**Data for analysis:**
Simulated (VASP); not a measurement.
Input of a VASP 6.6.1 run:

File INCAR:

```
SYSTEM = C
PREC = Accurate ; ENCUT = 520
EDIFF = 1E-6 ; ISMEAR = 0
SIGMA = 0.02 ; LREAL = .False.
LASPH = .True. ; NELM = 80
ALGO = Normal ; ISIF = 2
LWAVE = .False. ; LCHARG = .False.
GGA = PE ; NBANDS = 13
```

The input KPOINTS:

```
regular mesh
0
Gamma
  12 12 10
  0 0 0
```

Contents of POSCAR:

**Exercise:**
Please reproduce every line of the material word for word.

**Expected answer:**
Simulated (VASP); not a measurement.
Input of a VASP 6.6.1 run:

File INCAR:

```
SYSTEM = C
PREC = Accurate ; ENCUT = 520
EDIFF = 1E-6 ; ISMEAR = 0
SIGMA = 0.02 ; LREAL = .False.
LASPH = .True. ; NELM = 80
ALGO = Normal ; ISIF = 2
LWAVE = .False. ; LCHARG = .False.
GGA = PE ; NBANDS = 13
```

The input KPOINTS:

```
regular mesh
0
Gamma
  12 12 10
  0 0 0
```

Contents of POSCAR:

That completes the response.